─── DATA EXTRACT ───

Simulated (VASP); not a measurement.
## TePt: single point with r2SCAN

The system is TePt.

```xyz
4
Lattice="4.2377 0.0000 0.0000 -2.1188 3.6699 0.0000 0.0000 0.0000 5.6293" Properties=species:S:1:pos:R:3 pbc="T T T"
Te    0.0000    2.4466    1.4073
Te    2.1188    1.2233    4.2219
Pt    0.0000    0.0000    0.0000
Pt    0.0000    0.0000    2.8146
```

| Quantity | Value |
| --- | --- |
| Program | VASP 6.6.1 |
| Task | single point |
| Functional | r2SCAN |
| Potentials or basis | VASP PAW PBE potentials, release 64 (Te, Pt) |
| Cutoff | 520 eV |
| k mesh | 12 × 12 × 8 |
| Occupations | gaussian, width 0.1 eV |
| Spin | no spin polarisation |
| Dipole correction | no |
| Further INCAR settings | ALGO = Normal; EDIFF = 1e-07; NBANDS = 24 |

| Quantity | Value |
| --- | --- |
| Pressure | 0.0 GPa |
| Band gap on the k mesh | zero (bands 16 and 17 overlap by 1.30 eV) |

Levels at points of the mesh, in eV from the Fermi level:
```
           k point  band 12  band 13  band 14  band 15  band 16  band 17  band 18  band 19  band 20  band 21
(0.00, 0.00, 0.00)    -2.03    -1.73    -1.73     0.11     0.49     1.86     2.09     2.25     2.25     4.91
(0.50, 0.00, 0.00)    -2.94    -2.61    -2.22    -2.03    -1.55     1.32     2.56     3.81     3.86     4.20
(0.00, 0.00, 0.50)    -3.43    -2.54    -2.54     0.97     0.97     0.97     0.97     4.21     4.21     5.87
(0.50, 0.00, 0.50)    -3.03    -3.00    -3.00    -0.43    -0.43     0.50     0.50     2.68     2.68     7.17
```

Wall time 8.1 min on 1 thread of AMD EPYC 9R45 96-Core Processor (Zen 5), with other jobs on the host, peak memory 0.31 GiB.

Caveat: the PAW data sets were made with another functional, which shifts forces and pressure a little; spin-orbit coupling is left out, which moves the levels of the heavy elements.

───

What the task asks for is a word-for-word repeat of the lines above, from the first through the one containing "Wall time 8.1".

_EXERCISE SOLUTION_
Simulated (VASP); not a measurement.
## TePt: single point with r2SCAN

The system is TePt.

```xyz
4
Lattice="4.2377 0.0000 0.0000 -2.1188 3.6699 0.0000 0.0000 0.0000 5.6293" Properties=species:S:1:pos:R:3 pbc="T T T"
Te    0.0000    2.4466    1.4073
Te    2.1188    1.2233    4.2219
Pt    0.0000    0.0000    0.0000
Pt    0.0000    0.0000    2.8146
```

| Quantity | Value |
| --- | --- |
| Program | VASP 6.6.1 |
| Task | single point |
| Functional | r2SCAN |
| Potentials or basis | VASP PAW PBE potentials, release 64 (Te, Pt) |
| Cutoff | 520 eV |
| k mesh | 12 × 12 × 8 |
| Occupations | gaussian, width 0.1 eV |
| Spin | no spin polarisation |
| Dipole correction | no |
| Further INCAR settings | ALGO = Normal; EDIFF = 1e-07; NBANDS = 24 |

| Quantity | Value |
| --- | --- |
| Pressure | 0.0 GPa |
| Band gap on the k mesh | zero (bands 16 and 17 overlap by 1.30 eV) |

Levels at points of the mesh, in eV from the Fermi level:
```
           k point  band 12  band 13  band 14  band 15  band 16  band 17  band 18  band 19  band 20  band 21
(0.00, 0.00, 0.00)    -2.03    -1.73    -1.73     0.11     0.49     1.86     2.09     2.25     2.25     4.91
(0.50, 0.00, 0.00)    -2.94    -2.61    -2.22    -2.03    -1.55     1.32     2.56     3.81     3.86     4.20
(0.00, 0.00, 0.50)    -3.43    -2.54    -2.54     0.97     0.97     0.97     0.97     4.21     4.21     5.87
(0.50, 0.00, 0.50)    -3.03    -3.00    -3.00    -0.43    -0.43     0.50     0.50     2.68     2.68     7.17
```

Wall time 8.1 min on 1 thread of AMD EPYC 9R45 96-Core Processor (Zen 5), with other jobs on the host, peak memory 0.31 GiB.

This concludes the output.